EXERCISE: In full and without changes, output the data.

INFORMATION:
════
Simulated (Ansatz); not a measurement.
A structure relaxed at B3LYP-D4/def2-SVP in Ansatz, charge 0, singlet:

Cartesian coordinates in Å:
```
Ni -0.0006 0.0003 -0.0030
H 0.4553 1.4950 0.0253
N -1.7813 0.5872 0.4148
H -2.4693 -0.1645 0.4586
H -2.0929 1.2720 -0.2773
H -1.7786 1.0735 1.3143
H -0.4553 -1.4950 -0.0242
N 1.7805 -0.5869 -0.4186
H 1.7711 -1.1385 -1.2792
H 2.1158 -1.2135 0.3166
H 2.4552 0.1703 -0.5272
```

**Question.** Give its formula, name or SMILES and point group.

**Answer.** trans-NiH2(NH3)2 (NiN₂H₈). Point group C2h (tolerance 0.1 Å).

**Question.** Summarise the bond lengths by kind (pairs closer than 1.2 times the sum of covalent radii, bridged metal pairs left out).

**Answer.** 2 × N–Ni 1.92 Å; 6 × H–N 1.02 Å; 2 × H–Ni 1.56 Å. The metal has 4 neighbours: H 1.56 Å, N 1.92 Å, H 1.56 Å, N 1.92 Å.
════

WRITTEN SOLUTION:
Simulated (Ansatz); not a measurement.
A structure relaxed at B3LYP-D4/def2-SVP in Ansatz, charge 0, singlet:

Cartesian coordinates in Å:
```
Ni -0.0006 0.0003 -0.0030
H 0.4553 1.4950 0.0253
N -1.7813 0.5872 0.4148
H -2.4693 -0.1645 0.4586
H -2.0929 1.2720 -0.2773
H -1.7786 1.0735 1.3143
H -0.4553 -1.4950 -0.0242
N 1.7805 -0.5869 -0.4186
H 1.7711 -1.1385 -1.2792
H 2.1158 -1.2135 0.3166
H 2.4552 0.1703 -0.5272
```

**Question.** Give its formula, name or SMILES and point group.

**Answer.** trans-NiH2(NH3)2 (NiN₂H₈). Point group C2h (tolerance 0.1 Å).

**Question.** Summarise the bond lengths by kind (pairs closer than 1.2 times the sum of covalent radii, bridged metal pairs left out).

**Answer.** 2 × N–Ni 1.92 Å; 6 × H–N 1.02 Å; 2 × H–Ni 1.56 Å. The metal has 4 neighbours: H 1.56 Å, N 1.92 Å, H 1.56 Å, N 1.92 Å.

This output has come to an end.